→ ACTION ITEM
Please set down exactly the lines of the listing below from the line containing "energy at MP2/def2-TZVPP." through the line containing "Frequencies (cm⁻¹): 787, 1731, 1733.", both lines included, leaving out all other lines.

→ RECORDED DATA
___

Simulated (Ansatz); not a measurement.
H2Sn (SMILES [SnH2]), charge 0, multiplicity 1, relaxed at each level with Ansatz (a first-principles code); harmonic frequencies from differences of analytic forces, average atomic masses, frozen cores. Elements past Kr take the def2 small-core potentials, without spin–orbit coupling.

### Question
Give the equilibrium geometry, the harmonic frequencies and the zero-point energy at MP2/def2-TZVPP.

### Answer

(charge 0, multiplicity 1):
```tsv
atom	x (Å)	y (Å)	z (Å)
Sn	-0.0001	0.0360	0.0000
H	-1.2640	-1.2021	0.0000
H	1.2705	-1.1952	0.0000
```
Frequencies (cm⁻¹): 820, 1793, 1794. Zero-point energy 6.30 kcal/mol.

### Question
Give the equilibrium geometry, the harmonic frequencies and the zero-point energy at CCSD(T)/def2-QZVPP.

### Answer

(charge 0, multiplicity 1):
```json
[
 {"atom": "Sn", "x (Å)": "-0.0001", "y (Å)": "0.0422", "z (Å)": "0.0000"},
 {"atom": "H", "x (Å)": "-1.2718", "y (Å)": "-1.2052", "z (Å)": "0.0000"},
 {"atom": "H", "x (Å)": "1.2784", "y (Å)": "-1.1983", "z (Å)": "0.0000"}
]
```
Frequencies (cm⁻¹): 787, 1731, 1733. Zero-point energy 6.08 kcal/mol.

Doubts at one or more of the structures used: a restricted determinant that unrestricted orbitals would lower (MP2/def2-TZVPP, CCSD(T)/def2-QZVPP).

___

→ WORKED SOLUTION
Give the equilibrium geometry, the harmonic frequencies and the zero-point energy at MP2/def2-TZVPP.

### Answer

(charge 0, multiplicity 1):
```tsv
atom	x (Å)	y (Å)	z (Å)
Sn	-0.0001	0.0360	0.0000
H	-1.2640	-1.2021	0.0000
H	1.2705	-1.1952	0.0000
```
Frequencies (cm⁻¹): 820, 1793, 1794. Zero-point energy 6.30 kcal/mol.

### Question
Give the equilibrium geometry, the harmonic frequencies and the zero-point energy at CCSD(T)/def2-QZVPP.

### Answer

(charge 0, multiplicity 1):
```json
[
 {"atom": "Sn", "x (Å)": "-0.0001", "y (Å)": "0.0422", "z (Å)": "0.0000"},
 {"atom": "H", "x (Å)": "-1.2718", "y (Å)": "-1.2052", "z (Å)": "0.0000"},
 {"atom": "H", "x (Å)": "1.2784", "y (Å)": "-1.1983", "z (Å)": "0.0000"}
]
```
Frequencies (cm⁻¹): 787, 1731, 1733. Zero-point energy 6.08 kcal/mol.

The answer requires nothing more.